#### Assigned task
Write the records out again, keeping each line exactly as it is.

#### Data shown
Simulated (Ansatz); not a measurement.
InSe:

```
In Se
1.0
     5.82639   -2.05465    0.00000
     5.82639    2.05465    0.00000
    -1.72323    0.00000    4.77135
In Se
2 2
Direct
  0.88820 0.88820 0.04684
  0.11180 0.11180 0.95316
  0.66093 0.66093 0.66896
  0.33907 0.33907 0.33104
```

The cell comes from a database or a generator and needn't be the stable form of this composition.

#### Task result
Simulated (Ansatz); not a measurement.
InSe:

```
In Se
1.0
     5.82639   -2.05465    0.00000
     5.82639    2.05465    0.00000
    -1.72323    0.00000    4.77135
In Se
2 2
Direct
  0.88820 0.88820 0.04684
  0.11180 0.11180 0.95316
  0.66093 0.66093 0.66896
  0.33907 0.33907 0.33104
```

The cell comes from a database or a generator and needn't be the stable form of this composition.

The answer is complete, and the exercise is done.